• ACTIVITY
The expected output is the first line of the data below and every line after it, up to and including the line containing "Problem. What did", each reproduced exactly.

• INPUT DATA
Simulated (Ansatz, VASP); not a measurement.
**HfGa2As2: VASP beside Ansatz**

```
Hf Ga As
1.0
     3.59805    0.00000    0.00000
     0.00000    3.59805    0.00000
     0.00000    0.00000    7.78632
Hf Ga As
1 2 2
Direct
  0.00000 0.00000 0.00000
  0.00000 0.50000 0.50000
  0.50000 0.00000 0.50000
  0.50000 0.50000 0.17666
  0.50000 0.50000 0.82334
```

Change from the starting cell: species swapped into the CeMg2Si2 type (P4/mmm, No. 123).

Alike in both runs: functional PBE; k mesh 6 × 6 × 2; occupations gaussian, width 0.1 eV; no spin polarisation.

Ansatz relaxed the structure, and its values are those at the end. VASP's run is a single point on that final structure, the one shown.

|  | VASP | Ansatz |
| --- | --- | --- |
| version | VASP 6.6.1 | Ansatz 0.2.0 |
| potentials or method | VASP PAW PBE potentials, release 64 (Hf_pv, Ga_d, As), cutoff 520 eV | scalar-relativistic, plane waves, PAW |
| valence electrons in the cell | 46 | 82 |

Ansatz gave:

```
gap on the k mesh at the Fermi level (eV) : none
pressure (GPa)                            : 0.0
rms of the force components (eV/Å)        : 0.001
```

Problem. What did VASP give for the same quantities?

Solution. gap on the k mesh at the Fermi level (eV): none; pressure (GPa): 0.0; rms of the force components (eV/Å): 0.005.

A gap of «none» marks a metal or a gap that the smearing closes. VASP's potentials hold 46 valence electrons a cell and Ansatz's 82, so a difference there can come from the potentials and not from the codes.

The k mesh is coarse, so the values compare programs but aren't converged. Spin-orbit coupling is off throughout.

• EXPECTED ANSWER
Simulated (Ansatz, VASP); not a measurement.
**HfGa2As2: VASP beside Ansatz**

```
Hf Ga As
1.0
     3.59805    0.00000    0.00000
     0.00000    3.59805    0.00000
     0.00000    0.00000    7.78632
Hf Ga As
1 2 2
Direct
  0.00000 0.00000 0.00000
  0.00000 0.50000 0.50000
  0.50000 0.00000 0.50000
  0.50000 0.50000 0.17666
  0.50000 0.50000 0.82334
```

Change from the starting cell: species swapped into the CeMg2Si2 type (P4/mmm, No. 123).

Alike in both runs: functional PBE; k mesh 6 × 6 × 2; occupations gaussian, width 0.1 eV; no spin polarisation.

Ansatz relaxed the structure, and its values are those at the end. VASP's run is a single point on that final structure, the one shown.

|  | VASP | Ansatz |
| --- | --- | --- |
| version | VASP 6.6.1 | Ansatz 0.2.0 |
| potentials or method | VASP PAW PBE potentials, release 64 (Hf_pv, Ga_d, As), cutoff 520 eV | scalar-relativistic, plane waves, PAW |
| valence electrons in the cell | 46 | 82 |

Ansatz gave:

```
gap on the k mesh at the Fermi level (eV) : none
pressure (GPa)                            : 0.0
rms of the force components (eV/Å)        : 0.001
```

Problem. What did VASP give for the same quantities?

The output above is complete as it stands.